Your answer should be the records below, written out exactly.

--- START ---

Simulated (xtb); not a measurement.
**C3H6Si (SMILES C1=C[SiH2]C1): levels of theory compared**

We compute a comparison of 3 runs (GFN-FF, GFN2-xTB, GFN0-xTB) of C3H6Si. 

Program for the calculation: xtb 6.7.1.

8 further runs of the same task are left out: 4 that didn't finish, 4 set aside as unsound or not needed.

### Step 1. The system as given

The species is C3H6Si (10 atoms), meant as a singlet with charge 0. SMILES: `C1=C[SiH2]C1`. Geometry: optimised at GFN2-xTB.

--- END ---

● Task result:
Simulated (xtb); not a measurement.
**C3H6Si (SMILES C1=C[SiH2]C1): levels of theory compared**

We compute a comparison of 3 runs (GFN-FF, GFN2-xTB, GFN0-xTB) of C3H6Si. 

Program for the calculation: xtb 6.7.1.

8 further runs of the same task are left out: 4 that didn't finish, 4 set aside as unsound or not needed.

### Step 1. The system as given

The species is C3H6Si (10 atoms), meant as a singlet with charge 0. SMILES: `C1=C[SiH2]C1`. Geometry: optimised at GFN2-xTB.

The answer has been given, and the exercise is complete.